▸ Exercise:
Give back, word for word, the lines in the listing below from the one holding "Quantity | Value |" down to the one holding "Caveat: spin-orbit coupling", both ends included.

▸ Given data:
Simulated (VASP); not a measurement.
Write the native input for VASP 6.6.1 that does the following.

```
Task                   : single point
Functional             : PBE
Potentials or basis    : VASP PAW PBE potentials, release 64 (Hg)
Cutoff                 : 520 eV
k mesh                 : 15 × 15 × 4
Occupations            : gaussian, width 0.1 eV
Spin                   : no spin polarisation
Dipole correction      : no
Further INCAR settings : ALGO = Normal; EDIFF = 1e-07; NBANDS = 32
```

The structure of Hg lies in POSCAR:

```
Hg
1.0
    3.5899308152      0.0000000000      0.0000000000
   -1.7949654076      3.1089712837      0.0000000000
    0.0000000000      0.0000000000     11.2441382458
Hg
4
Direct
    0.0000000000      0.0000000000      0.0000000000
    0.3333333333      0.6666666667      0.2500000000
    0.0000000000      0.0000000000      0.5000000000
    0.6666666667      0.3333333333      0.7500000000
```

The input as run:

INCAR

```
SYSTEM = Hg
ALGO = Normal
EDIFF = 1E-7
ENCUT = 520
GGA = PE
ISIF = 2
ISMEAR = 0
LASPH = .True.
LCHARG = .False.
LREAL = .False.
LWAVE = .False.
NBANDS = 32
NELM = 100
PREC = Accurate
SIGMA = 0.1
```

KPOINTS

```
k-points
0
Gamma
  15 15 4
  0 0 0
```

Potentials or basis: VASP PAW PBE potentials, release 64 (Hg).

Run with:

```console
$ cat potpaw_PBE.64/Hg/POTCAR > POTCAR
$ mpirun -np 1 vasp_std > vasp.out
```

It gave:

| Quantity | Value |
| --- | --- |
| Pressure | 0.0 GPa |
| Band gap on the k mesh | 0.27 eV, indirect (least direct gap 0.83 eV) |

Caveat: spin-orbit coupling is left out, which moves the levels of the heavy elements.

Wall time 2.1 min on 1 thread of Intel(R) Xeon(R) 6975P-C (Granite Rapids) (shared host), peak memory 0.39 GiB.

▸ Written answer:
| Quantity | Value |
| --- | --- |
| Pressure | 0.0 GPa |
| Band gap on the k mesh | 0.27 eV, indirect (least direct gap 0.83 eV) |

Caveat: spin-orbit coupling is left out, which moves the levels of the heavy elements.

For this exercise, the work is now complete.